Given data
========================================
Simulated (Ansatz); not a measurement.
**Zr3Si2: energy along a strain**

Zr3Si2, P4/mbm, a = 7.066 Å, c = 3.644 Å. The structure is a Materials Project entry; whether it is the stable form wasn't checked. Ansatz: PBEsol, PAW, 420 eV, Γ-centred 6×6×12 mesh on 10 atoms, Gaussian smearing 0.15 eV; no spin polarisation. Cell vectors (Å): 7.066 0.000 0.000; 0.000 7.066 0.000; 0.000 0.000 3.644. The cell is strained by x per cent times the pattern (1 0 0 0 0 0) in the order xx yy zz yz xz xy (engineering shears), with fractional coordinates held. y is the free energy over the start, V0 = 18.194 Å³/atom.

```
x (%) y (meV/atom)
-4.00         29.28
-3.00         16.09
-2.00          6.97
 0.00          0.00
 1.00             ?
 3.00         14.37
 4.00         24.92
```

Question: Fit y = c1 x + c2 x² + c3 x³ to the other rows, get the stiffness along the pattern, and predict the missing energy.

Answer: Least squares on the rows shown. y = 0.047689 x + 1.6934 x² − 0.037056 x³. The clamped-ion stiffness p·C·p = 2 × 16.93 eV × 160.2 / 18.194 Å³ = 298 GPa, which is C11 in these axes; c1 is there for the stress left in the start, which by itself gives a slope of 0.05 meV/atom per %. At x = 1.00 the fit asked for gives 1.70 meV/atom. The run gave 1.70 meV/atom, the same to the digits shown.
========================================

Required action
Set the material down exactly as written, starting at its first line. The line containing "Question: Fit y" is the last one to include.

Your response
Simulated (Ansatz); not a measurement.
**Zr3Si2: energy along a strain**

Zr3Si2, P4/mbm, a = 7.066 Å, c = 3.644 Å. The structure is a Materials Project entry; whether it is the stable form wasn't checked. Ansatz: PBEsol, PAW, 420 eV, Γ-centred 6×6×12 mesh on 10 atoms, Gaussian smearing 0.15 eV; no spin polarisation. Cell vectors (Å): 7.066 0.000 0.000; 0.000 7.066 0.000; 0.000 0.000 3.644. The cell is strained by x per cent times the pattern (1 0 0 0 0 0) in the order xx yy zz yz xz xy (engineering shears), with fractional coordinates held. y is the free energy over the start, V0 = 18.194 Å³/atom.

```
x (%) y (meV/atom)
-4.00         29.28
-3.00         16.09
-2.00          6.97
 0.00          0.00
 1.00             ?
 3.00         14.37
 4.00         24.92
```

Question: Fit y = c1 x + c2 x² + c3 x³ to the other rows, get the stiffness along the pattern, and predict the missing energy.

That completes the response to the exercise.